### Entries provided
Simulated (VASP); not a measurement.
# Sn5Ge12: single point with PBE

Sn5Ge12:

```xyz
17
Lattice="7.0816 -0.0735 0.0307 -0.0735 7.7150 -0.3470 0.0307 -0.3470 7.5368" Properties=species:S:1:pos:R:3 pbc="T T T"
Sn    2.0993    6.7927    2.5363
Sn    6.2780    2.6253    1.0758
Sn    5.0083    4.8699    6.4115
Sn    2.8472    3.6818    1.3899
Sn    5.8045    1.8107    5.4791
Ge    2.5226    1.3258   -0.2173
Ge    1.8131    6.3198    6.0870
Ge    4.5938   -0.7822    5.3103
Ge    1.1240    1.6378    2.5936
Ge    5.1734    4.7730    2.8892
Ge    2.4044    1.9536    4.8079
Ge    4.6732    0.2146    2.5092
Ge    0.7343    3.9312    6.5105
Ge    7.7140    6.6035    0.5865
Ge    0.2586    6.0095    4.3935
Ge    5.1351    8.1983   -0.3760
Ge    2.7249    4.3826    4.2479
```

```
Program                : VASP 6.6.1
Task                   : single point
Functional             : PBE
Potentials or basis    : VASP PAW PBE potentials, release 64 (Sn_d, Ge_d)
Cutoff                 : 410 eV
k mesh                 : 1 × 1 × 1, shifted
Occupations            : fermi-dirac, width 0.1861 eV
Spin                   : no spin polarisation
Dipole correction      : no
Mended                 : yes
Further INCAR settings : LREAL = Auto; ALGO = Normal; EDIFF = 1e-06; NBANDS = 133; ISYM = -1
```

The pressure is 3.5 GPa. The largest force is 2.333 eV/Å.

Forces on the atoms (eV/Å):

### Brief
All lines from the opening of the records through the line where "The pressure is" occurs are to be output verbatim. No other line belongs in the answer.

### Task solution
Simulated (VASP); not a measurement.
# Sn5Ge12: single point with PBE

Sn5Ge12:

```xyz
17
Lattice="7.0816 -0.0735 0.0307 -0.0735 7.7150 -0.3470 0.0307 -0.3470 7.5368" Properties=species:S:1:pos:R:3 pbc="T T T"
Sn    2.0993    6.7927    2.5363
Sn    6.2780    2.6253    1.0758
Sn    5.0083    4.8699    6.4115
Sn    2.8472    3.6818    1.3899
Sn    5.8045    1.8107    5.4791
Ge    2.5226    1.3258   -0.2173
Ge    1.8131    6.3198    6.0870
Ge    4.5938   -0.7822    5.3103
Ge    1.1240    1.6378    2.5936
Ge    5.1734    4.7730    2.8892
Ge    2.4044    1.9536    4.8079
Ge    4.6732    0.2146    2.5092
Ge    0.7343    3.9312    6.5105
Ge    7.7140    6.6035    0.5865
Ge    0.2586    6.0095    4.3935
Ge    5.1351    8.1983   -0.3760
Ge    2.7249    4.3826    4.2479
```

```
Program                : VASP 6.6.1
Task                   : single point
Functional             : PBE
Potentials or basis    : VASP PAW PBE potentials, release 64 (Sn_d, Ge_d)
Cutoff                 : 410 eV
k mesh                 : 1 × 1 × 1, shifted
Occupations            : fermi-dirac, width 0.1861 eV
Spin                   : no spin polarisation
Dipole correction      : no
Mended                 : yes
Further INCAR settings : LREAL = Auto; ALGO = Normal; EDIFF = 1e-06; NBANDS = 133; ISYM = -1
```

The pressure is 3.5 GPa. The largest force is 2.333 eV/Å.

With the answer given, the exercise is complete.